▸ **Work task**:
Everything from the first line of the material below through the line containing "Output of a" is to be printed exactly, and nothing more.

+++ Entries shown

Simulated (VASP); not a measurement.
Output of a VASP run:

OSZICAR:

++++++

▸ **Exercise response**:
Simulated (VASP); not a measurement.
Output of a VASP run:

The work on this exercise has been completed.